ASSIGNED TASK =>
Print every line below without adding or leaving out a single word.

RECORDED INFORMATION =>
■ ■ ■

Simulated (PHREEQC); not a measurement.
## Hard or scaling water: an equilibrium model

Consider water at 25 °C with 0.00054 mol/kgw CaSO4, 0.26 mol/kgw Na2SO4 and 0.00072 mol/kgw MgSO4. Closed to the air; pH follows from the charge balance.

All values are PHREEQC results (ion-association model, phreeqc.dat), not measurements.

■ ■ ■

RESULT =>
Simulated (PHREEQC); not a measurement.
## Hard or scaling water: an equilibrium model

Consider water at 25 °C with 0.00054 mol/kgw CaSO4, 0.26 mol/kgw Na2SO4 and 0.00072 mol/kgw MgSO4. Closed to the air; pH follows from the charge balance.

All values are PHREEQC results (ion-association model, phreeqc.dat), not measurements.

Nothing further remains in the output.